Top of Raw data

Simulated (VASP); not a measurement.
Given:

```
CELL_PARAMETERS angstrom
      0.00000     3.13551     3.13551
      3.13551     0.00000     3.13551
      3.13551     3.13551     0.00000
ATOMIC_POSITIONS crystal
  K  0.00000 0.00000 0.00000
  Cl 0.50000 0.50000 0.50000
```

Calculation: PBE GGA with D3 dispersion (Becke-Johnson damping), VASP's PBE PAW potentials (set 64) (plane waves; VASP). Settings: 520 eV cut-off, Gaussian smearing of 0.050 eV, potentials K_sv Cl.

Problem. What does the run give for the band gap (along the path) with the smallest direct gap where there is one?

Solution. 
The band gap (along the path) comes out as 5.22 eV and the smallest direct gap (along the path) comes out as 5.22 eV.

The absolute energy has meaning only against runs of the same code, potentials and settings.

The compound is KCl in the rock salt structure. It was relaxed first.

Bottom of Raw data

= Exercise =
The answer should be an exact copy of the lines from the first line of the data through the line with "The absolute energy" and should contain nothing else.

= Exercise answer =
Simulated (VASP); not a measurement.
Given:

```
CELL_PARAMETERS angstrom
      0.00000     3.13551     3.13551
      3.13551     0.00000     3.13551
      3.13551     3.13551     0.00000
ATOMIC_POSITIONS crystal
  K  0.00000 0.00000 0.00000
  Cl 0.50000 0.50000 0.50000
```

Calculation: PBE GGA with D3 dispersion (Becke-Johnson damping), VASP's PBE PAW potentials (set 64) (plane waves; VASP). Settings: 520 eV cut-off, Gaussian smearing of 0.050 eV, potentials K_sv Cl.

Problem. What does the run give for the band gap (along the path) with the smallest direct gap where there is one?

Solution. 
The band gap (along the path) comes out as 5.22 eV and the smallest direct gap (along the path) comes out as 5.22 eV.

The absolute energy has meaning only against runs of the same code, potentials and settings.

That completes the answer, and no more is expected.